---- ENTRIES SHOWN

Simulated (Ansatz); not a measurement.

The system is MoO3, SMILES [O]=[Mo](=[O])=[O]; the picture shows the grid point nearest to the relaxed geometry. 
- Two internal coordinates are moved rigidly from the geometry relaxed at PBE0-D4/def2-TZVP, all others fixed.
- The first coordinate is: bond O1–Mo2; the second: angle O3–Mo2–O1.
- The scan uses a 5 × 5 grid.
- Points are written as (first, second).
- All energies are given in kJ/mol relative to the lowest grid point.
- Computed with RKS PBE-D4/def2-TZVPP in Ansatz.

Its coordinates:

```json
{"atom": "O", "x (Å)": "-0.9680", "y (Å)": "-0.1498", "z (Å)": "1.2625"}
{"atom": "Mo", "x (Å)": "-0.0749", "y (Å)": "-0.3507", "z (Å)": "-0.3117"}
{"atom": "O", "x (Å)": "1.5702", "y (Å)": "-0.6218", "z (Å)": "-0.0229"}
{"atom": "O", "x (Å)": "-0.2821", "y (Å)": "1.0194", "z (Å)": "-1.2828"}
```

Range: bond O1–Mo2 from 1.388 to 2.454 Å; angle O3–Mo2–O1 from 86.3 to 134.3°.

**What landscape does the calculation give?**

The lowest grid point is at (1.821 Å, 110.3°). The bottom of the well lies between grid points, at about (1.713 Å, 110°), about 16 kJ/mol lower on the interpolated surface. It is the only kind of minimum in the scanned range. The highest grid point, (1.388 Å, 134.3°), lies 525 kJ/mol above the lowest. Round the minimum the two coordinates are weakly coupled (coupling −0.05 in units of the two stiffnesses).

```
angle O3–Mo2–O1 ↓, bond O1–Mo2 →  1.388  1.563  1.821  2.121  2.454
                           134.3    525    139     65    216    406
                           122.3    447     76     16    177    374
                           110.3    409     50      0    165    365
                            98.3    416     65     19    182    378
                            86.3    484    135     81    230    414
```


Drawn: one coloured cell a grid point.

--------

* [REQUIREMENT]: Once the line containing "- Points are written as (first, second)." has been written out, please stop; every line before it, back to the first line of the records above, should be given exactly.

* [SOLUTION]:
Simulated (Ansatz); not a measurement.

The system is MoO3, SMILES [O]=[Mo](=[O])=[O]; the picture shows the grid point nearest to the relaxed geometry. 
- Two internal coordinates are moved rigidly from the geometry relaxed at PBE0-D4/def2-TZVP, all others fixed.
- The first coordinate is: bond O1–Mo2; the second: angle O3–Mo2–O1.
- The scan uses a 5 × 5 grid.
- Points are written as (first, second).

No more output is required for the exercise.